**RECORD EXCERPTS:**
○ ○ ○

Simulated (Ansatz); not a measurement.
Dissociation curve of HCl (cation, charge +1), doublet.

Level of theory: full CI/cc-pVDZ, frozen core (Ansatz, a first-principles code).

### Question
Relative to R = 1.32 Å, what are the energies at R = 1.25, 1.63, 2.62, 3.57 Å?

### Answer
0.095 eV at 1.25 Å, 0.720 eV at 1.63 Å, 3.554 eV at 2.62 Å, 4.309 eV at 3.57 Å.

○ ○ ○

**WORK ORDER:** Every record should be retyped so that it matches the original exactly.

**SOLUTION:**
Simulated (Ansatz); not a measurement.
Dissociation curve of HCl (cation, charge +1), doublet.

Level of theory: full CI/cc-pVDZ, frozen core (Ansatz, a first-principles code).

### Question
Relative to R = 1.32 Å, what are the energies at R = 1.25, 1.63, 2.62, 3.57 Å?

### Answer
0.095 eV at 1.25 Å, 0.720 eV at 1.63 Å, 3.554 eV at 2.62 Å, 4.309 eV at 3.57 Å.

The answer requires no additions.